Required action >>
Lines from the beginning of the entries up to and including the one with "Only Mn is taken" must be duplicated word for word; leave out all others.

Excerpted data >>
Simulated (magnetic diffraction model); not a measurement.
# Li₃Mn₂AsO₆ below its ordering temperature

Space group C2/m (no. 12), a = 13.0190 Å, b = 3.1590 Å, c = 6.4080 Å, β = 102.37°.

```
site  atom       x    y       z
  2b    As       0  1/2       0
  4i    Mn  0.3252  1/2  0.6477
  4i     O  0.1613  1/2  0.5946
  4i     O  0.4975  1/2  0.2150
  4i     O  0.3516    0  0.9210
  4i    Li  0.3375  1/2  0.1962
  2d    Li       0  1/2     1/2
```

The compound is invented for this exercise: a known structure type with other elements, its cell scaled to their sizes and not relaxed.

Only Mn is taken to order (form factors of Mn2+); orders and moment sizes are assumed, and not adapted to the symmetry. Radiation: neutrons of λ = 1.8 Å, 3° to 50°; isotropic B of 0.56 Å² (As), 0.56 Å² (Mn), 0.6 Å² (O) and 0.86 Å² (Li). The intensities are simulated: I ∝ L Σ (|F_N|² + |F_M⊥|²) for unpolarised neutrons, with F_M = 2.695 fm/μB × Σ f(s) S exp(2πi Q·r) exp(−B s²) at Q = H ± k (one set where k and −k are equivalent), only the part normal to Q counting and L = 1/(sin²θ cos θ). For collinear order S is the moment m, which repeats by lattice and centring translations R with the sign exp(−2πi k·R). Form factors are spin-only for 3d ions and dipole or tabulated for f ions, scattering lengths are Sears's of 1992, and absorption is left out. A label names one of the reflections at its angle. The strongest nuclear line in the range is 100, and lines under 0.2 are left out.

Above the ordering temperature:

Your solution >>
Simulated (magnetic diffraction model); not a measurement.
# Li₃Mn₂AsO₆ below its ordering temperature

Space group C2/m (no. 12), a = 13.0190 Å, b = 3.1590 Å, c = 6.4080 Å, β = 102.37°.

```
site  atom       x    y       z
  2b    As       0  1/2       0
  4i    Mn  0.3252  1/2  0.6477
  4i     O  0.1613  1/2  0.5946
  4i     O  0.4975  1/2  0.2150
  4i     O  0.3516    0  0.9210
  4i    Li  0.3375  1/2  0.1962
  2d    Li       0  1/2     1/2
```

The compound is invented for this exercise: a known structure type with other elements, its cell scaled to their sizes and not relaxed.

Only Mn is taken to order (form factors of Mn2+); orders and moment sizes are assumed, and not adapted to the symmetry. Radiation: neutrons of λ = 1.8 Å, 3° to 50°; isotropic B of 0.56 Å² (As), 0.56 Å² (Mn), 0.6 Å² (O) and 0.86 Å² (Li). The intensities are simulated: I ∝ L Σ (|F_N|² + |F_M⊥|²) for unpolarised neutrons, with F_M = 2.695 fm/μB × Σ f(s) S exp(2πi Q·r) exp(−B s²) at Q = H ± k (one set where k and −k are equivalent), only the part normal to Q counting and L = 1/(sin²θ cos θ). For collinear order S is the moment m, which repeats by lattice and centring translations R with the sign exp(−2πi k·R). Form factors are spin-only for 3d ions and dipole or tabulated for f ions, scattering lengths are Sears's of 1992, and absorption is left out. A label names one of the reflections at its angle. The strongest nuclear line in the range is 100, and lines under 0.2 are left out.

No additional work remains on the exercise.